● **Supplied material**:
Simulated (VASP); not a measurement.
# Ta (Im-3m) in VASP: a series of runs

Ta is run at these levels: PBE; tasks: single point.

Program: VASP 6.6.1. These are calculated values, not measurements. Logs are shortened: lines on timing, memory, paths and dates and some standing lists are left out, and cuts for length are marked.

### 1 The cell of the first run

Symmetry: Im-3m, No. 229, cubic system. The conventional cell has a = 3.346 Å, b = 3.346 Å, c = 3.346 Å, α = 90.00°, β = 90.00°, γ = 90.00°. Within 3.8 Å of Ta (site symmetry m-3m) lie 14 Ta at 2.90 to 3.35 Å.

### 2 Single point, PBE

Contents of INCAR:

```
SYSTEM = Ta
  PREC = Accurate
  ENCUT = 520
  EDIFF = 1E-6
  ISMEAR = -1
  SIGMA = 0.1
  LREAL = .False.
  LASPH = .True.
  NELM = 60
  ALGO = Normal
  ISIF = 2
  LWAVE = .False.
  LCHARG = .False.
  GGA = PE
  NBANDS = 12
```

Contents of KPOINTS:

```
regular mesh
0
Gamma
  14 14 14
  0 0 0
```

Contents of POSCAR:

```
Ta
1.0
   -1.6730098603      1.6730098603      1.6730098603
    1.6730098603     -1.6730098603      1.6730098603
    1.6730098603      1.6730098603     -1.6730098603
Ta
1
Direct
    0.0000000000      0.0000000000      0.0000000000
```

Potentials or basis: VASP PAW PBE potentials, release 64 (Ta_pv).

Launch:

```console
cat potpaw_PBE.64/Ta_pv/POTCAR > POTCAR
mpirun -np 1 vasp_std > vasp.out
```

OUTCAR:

● **Assigned task**: Nothing but the lines from the first line of the data through the line with "### 1 The cell of the first run" should be returned, exactly as they appear, both ends included.

● **Problem solution**:
Simulated (VASP); not a measurement.
# Ta (Im-3m) in VASP: a series of runs

Ta is run at these levels: PBE; tasks: single point.

Program: VASP 6.6.1. These are calculated values, not measurements. Logs are shortened: lines on timing, memory, paths and dates and some standing lists are left out, and cuts for length are marked.

### 1 The cell of the first run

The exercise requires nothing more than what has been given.